Work request: Quote, with no changes, the lines that run from the top of the material to the line with "Program: SIESTA 5.4.2;", both included.

Data supplied:

————

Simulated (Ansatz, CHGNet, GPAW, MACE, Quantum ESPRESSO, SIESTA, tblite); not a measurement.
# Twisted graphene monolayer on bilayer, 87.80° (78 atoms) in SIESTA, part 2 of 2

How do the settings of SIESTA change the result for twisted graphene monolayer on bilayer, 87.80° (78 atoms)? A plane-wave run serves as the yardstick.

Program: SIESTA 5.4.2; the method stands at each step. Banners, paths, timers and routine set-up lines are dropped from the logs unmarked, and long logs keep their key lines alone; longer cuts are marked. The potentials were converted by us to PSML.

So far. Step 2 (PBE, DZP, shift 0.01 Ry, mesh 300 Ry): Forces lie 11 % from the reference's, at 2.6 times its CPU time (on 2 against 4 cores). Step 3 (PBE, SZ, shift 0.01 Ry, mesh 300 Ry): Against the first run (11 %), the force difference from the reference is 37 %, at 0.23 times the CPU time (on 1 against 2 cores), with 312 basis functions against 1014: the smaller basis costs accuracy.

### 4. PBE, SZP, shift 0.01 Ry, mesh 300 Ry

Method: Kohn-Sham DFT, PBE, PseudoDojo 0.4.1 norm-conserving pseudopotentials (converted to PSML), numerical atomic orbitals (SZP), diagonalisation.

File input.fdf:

————

Task response:
Simulated (Ansatz, CHGNet, GPAW, MACE, Quantum ESPRESSO, SIESTA, tblite); not a measurement.
# Twisted graphene monolayer on bilayer, 87.80° (78 atoms) in SIESTA, part 2 of 2

How do the settings of SIESTA change the result for twisted graphene monolayer on bilayer, 87.80° (78 atoms)? A plane-wave run serves as the yardstick.

Program: SIESTA 5.4.2; the method stands at each step. Banners, paths, timers and routine set-up lines are dropped from the logs unmarked, and long logs keep their key lines alone; longer cuts are marked. The potentials were converted by us to PSML.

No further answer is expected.